→ **Data section**:

* * * * * * *

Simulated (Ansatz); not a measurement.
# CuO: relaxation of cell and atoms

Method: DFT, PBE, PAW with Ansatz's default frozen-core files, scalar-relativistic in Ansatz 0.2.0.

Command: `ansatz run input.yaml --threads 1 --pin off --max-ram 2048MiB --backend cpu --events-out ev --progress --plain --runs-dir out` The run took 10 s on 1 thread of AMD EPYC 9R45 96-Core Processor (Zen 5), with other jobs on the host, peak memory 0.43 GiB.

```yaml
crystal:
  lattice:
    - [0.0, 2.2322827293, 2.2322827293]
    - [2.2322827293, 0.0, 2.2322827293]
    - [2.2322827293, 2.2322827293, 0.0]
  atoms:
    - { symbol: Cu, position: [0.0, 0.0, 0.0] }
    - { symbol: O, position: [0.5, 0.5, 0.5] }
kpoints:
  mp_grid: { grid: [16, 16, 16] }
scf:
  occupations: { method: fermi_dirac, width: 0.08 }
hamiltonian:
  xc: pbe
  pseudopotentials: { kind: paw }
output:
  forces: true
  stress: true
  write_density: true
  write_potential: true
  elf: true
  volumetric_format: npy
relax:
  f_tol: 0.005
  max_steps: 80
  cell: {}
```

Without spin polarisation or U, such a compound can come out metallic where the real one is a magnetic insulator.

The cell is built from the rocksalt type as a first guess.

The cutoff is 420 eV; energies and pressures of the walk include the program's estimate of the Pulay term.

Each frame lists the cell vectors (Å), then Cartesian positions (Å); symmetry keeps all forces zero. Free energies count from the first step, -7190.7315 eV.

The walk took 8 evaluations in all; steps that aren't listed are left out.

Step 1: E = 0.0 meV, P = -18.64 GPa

* * * * * * *

→ **Required action**: Retype the lines above, keeping every character.

→ **Exercise result**:
Simulated (Ansatz); not a measurement.
# CuO: relaxation of cell and atoms

Method: DFT, PBE, PAW with Ansatz's default frozen-core files, scalar-relativistic in Ansatz 0.2.0.

Command: `ansatz run input.yaml --threads 1 --pin off --max-ram 2048MiB --backend cpu --events-out ev --progress --plain --runs-dir out` The run took 10 s on 1 thread of AMD EPYC 9R45 96-Core Processor (Zen 5), with other jobs on the host, peak memory 0.43 GiB.

```yaml
crystal:
  lattice:
    - [0.0, 2.2322827293, 2.2322827293]
    - [2.2322827293, 0.0, 2.2322827293]
    - [2.2322827293, 2.2322827293, 0.0]
  atoms:
    - { symbol: Cu, position: [0.0, 0.0, 0.0] }
    - { symbol: O, position: [0.5, 0.5, 0.5] }
kpoints:
  mp_grid: { grid: [16, 16, 16] }
scf:
  occupations: { method: fermi_dirac, width: 0.08 }
hamiltonian:
  xc: pbe
  pseudopotentials: { kind: paw }
output:
  forces: true
  stress: true
  write_density: true
  write_potential: true
  elf: true
  volumetric_format: npy
relax:
  f_tol: 0.005
  max_steps: 80
  cell: {}
```

Without spin polarisation or U, such a compound can come out metallic where the real one is a magnetic insulator.

The cell is built from the rocksalt type as a first guess.

The cutoff is 420 eV; energies and pressures of the walk include the program's estimate of the Pulay term.

Each frame lists the cell vectors (Å), then Cartesian positions (Å); symmetry keeps all forces zero. Free energies count from the first step, -7190.7315 eV.

The walk took 8 evaluations in all; steps that aren't listed are left out.

Step 1: E = 0.0 meV, P = -18.64 GPa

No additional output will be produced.